• Assignment
Below are the records; restate word for word the lines from the first through the one containing "Low-lying terms of", and only those.

[Opening Excerpted data section]

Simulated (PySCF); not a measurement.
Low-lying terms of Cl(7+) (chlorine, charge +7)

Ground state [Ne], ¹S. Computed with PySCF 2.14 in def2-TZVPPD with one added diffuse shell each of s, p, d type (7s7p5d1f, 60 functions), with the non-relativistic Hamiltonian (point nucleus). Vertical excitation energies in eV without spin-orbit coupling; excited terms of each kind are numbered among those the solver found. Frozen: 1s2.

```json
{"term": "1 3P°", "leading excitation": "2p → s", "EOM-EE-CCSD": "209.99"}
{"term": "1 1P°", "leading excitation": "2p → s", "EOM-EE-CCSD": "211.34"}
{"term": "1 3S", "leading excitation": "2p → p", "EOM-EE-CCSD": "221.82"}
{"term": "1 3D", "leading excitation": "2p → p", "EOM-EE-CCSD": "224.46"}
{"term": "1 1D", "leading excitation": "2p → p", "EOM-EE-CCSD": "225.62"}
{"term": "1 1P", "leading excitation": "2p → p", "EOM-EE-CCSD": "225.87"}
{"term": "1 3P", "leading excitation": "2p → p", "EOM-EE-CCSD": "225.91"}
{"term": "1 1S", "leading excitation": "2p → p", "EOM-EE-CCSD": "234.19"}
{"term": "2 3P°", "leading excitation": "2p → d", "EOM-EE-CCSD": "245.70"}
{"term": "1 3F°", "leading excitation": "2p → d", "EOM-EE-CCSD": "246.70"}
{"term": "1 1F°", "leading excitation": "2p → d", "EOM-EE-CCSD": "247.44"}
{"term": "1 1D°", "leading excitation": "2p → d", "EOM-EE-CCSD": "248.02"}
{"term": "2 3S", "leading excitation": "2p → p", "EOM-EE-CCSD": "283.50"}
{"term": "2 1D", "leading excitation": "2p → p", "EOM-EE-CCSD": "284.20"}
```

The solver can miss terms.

[Closing Excerpted data section]

• Written answer
Simulated (PySCF); not a measurement.
Low-lying terms of Cl(7+) (chlorine, charge +7)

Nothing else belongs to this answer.